§ BRIEF:
Beginning with the first line below, please repeat the material exactly, ending with the line that includes "Solution. The line".

§ SUPPLIED ENTRIES:
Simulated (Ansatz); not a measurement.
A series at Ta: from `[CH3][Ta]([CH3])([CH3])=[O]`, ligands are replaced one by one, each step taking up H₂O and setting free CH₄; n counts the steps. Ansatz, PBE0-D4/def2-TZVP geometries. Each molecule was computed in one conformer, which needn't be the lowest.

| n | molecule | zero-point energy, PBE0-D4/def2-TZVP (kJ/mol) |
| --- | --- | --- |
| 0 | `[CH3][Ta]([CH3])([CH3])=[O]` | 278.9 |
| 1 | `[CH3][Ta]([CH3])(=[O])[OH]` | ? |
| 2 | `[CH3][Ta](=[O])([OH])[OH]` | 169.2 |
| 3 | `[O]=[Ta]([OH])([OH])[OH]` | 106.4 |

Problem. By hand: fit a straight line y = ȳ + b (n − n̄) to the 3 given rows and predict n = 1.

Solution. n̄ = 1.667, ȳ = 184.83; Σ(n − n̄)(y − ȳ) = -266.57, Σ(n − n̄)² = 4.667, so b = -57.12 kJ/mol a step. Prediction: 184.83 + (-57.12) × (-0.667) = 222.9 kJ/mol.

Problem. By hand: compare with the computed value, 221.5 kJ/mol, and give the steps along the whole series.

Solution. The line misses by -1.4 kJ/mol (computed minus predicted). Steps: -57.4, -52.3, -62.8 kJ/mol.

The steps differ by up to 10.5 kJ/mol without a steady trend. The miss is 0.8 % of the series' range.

§ YOUR RESPONSE:
Simulated (Ansatz); not a measurement.
A series at Ta: from `[CH3][Ta]([CH3])([CH3])=[O]`, ligands are replaced one by one, each step taking up H₂O and setting free CH₄; n counts the steps. Ansatz, PBE0-D4/def2-TZVP geometries. Each molecule was computed in one conformer, which needn't be the lowest.

| n | molecule | zero-point energy, PBE0-D4/def2-TZVP (kJ/mol) |
| --- | --- | --- |
| 0 | `[CH3][Ta]([CH3])([CH3])=[O]` | 278.9 |
| 1 | `[CH3][Ta]([CH3])(=[O])[OH]` | ? |
| 2 | `[CH3][Ta](=[O])([OH])[OH]` | 169.2 |
| 3 | `[O]=[Ta]([OH])([OH])[OH]` | 106.4 |

Problem. By hand: fit a straight line y = ȳ + b (n − n̄) to the 3 given rows and predict n = 1.

Solution. n̄ = 1.667, ȳ = 184.83; Σ(n − n̄)(y − ȳ) = -266.57, Σ(n − n̄)² = 4.667, so b = -57.12 kJ/mol a step. Prediction: 184.83 + (-57.12) × (-0.667) = 222.9 kJ/mol.

Problem. By hand: compare with the computed value, 221.5 kJ/mol, and give the steps along the whole series.

Solution. The line misses by -1.4 kJ/mol (computed minus predicted). Steps: -57.4, -52.3, -62.8 kJ/mol.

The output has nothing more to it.